◆ Recorded data ◆

━━━━━━━━

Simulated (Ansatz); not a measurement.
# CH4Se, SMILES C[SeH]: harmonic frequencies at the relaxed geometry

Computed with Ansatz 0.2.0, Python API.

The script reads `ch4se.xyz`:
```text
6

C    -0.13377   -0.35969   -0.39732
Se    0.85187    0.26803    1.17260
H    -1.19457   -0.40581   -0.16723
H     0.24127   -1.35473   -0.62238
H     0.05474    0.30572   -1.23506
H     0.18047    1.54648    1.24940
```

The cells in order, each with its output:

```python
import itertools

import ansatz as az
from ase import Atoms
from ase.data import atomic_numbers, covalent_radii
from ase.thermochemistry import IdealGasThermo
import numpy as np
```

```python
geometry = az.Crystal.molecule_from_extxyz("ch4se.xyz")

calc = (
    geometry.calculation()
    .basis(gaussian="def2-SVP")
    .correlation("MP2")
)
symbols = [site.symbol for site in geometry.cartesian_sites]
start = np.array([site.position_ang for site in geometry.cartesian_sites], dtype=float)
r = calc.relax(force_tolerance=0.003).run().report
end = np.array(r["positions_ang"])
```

━━━━━━━━

◆ Work order ◆
Output each record precisely as written.

◆ Task answer ◆
Simulated (Ansatz); not a measurement.
# CH4Se, SMILES C[SeH]: harmonic frequencies at the relaxed geometry

Computed with Ansatz 0.2.0, Python API.

The script reads `ch4se.xyz`:
```text
6

C    -0.13377   -0.35969   -0.39732
Se    0.85187    0.26803    1.17260
H    -1.19457   -0.40581   -0.16723
H     0.24127   -1.35473   -0.62238
H     0.05474    0.30572   -1.23506
H     0.18047    1.54648    1.24940
```

The cells in order, each with its output:

```python
import itertools

import ansatz as az
from ase import Atoms
from ase.data import atomic_numbers, covalent_radii
from ase.thermochemistry import IdealGasThermo
import numpy as np
```

```python
geometry = az.Crystal.molecule_from_extxyz("ch4se.xyz")

calc = (
    geometry.calculation()
    .basis(gaussian="def2-SVP")
    .correlation("MP2")
)
symbols = [site.symbol for site in geometry.cartesian_sites]
start = np.array([site.position_ang for site in geometry.cartesian_sites], dtype=float)
r = calc.relax(force_tolerance=0.003).run().report
end = np.array(r["positions_ang"])
```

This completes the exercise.